Segment Start: DATASET ENTRIES

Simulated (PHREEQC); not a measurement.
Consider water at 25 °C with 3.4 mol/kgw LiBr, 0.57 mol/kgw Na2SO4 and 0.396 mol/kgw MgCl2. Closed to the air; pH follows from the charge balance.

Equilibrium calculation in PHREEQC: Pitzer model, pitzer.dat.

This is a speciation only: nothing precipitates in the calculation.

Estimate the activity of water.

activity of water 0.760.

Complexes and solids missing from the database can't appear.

Segment End: DATASET ENTRIES

→ ASSIGNED TASK
Print the material above verbatim, first line through the line containing "activity of water 0.760.", both included.

→ SOLUTION
Simulated (PHREEQC); not a measurement.
Consider water at 25 °C with 3.4 mol/kgw LiBr, 0.57 mol/kgw Na2SO4 and 0.396 mol/kgw MgCl2. Closed to the air; pH follows from the charge balance.

Equilibrium calculation in PHREEQC: Pitzer model, pitzer.dat.

This is a speciation only: nothing precipitates in the calculation.

Estimate the activity of water.

activity of water 0.760.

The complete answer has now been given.